▶ [RECORDS SUPPLIED]:
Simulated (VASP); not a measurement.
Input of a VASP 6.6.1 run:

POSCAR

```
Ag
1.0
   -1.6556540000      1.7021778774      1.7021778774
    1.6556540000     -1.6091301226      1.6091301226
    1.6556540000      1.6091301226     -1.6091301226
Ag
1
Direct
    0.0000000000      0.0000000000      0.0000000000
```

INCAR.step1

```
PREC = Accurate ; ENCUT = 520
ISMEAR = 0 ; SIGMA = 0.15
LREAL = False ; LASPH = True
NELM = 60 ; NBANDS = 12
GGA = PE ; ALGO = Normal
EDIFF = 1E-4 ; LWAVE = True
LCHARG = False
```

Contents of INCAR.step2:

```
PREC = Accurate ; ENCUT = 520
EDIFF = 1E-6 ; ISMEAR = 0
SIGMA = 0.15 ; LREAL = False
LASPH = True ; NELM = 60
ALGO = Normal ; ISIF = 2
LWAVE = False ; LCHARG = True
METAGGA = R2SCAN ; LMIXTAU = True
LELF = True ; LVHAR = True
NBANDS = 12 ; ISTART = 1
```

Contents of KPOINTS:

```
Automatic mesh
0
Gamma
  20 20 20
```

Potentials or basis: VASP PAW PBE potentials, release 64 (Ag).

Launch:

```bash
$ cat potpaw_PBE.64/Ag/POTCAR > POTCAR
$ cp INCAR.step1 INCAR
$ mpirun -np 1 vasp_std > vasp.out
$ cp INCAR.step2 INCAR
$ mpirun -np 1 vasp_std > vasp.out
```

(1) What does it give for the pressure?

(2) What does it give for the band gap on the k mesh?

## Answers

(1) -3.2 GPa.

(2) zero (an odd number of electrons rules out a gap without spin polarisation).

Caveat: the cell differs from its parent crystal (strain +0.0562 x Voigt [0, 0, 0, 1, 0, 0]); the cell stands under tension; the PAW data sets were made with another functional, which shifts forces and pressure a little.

▶ [WORK REQUEST]: Return only the lines above that run from the opening line through the line containing "(1) What does it give for the pressure?", exactly as written.

▶ [WRITTEN RESPONSE]:
Simulated (VASP); not a measurement.
Input of a VASP 6.6.1 run:

POSCAR

```
Ag
1.0
   -1.6556540000      1.7021778774      1.7021778774
    1.6556540000     -1.6091301226      1.6091301226
    1.6556540000      1.6091301226     -1.6091301226
Ag
1
Direct
    0.0000000000      0.0000000000      0.0000000000
```

INCAR.step1

```
PREC = Accurate ; ENCUT = 520
ISMEAR = 0 ; SIGMA = 0.15
LREAL = False ; LASPH = True
NELM = 60 ; NBANDS = 12
GGA = PE ; ALGO = Normal
EDIFF = 1E-4 ; LWAVE = True
LCHARG = False
```

Contents of INCAR.step2:

```
PREC = Accurate ; ENCUT = 520
EDIFF = 1E-6 ; ISMEAR = 0
SIGMA = 0.15 ; LREAL = False
LASPH = True ; NELM = 60
ALGO = Normal ; ISIF = 2
LWAVE = False ; LCHARG = True
METAGGA = R2SCAN ; LMIXTAU = True
LELF = True ; LVHAR = True
NBANDS = 12 ; ISTART = 1
```

Contents of KPOINTS:

```
Automatic mesh
0
Gamma
  20 20 20
```

Potentials or basis: VASP PAW PBE potentials, release 64 (Ag).

Launch:

```bash
$ cat potpaw_PBE.64/Ag/POTCAR > POTCAR
$ cp INCAR.step1 INCAR
$ mpirun -np 1 vasp_std > vasp.out
$ cp INCAR.step2 INCAR
$ mpirun -np 1 vasp_std > vasp.out
```

(1) What does it give for the pressure?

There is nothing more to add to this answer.